=== DATA PROVIDED ===
═══

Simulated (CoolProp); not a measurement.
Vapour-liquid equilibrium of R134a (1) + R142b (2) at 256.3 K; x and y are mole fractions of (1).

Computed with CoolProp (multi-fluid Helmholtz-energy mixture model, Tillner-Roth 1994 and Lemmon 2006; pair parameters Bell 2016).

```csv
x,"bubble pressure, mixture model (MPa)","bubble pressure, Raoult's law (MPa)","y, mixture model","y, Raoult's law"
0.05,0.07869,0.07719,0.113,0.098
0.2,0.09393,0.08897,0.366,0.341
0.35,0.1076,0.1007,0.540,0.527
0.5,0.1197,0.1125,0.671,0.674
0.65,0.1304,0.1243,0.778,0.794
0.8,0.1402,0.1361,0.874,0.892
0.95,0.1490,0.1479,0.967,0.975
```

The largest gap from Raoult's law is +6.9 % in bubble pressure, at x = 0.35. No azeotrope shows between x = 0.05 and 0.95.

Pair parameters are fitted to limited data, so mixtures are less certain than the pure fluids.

═══

=== ACTIVITY ===
Please set down again, word for word, only the lines from the start of the entries through the line with "The largest gap", both ends included.

=== WRITTEN SOLUTION ===
Simulated (CoolProp); not a measurement.
Vapour-liquid equilibrium of R134a (1) + R142b (2) at 256.3 K; x and y are mole fractions of (1).

Computed with CoolProp (multi-fluid Helmholtz-energy mixture model, Tillner-Roth 1994 and Lemmon 2006; pair parameters Bell 2016).

```csv
x,"bubble pressure, mixture model (MPa)","bubble pressure, Raoult's law (MPa)","y, mixture model","y, Raoult's law"
0.05,0.07869,0.07719,0.113,0.098
0.2,0.09393,0.08897,0.366,0.341
0.35,0.1076,0.1007,0.540,0.527
0.5,0.1197,0.1125,0.671,0.674
0.65,0.1304,0.1243,0.778,0.794
0.8,0.1402,0.1361,0.874,0.892
0.95,0.1490,0.1479,0.967,0.975
```

The largest gap from Raoult's law is +6.9 % in bubble pressure, at x = 0.35. No azeotrope shows between x = 0.05 and 0.95.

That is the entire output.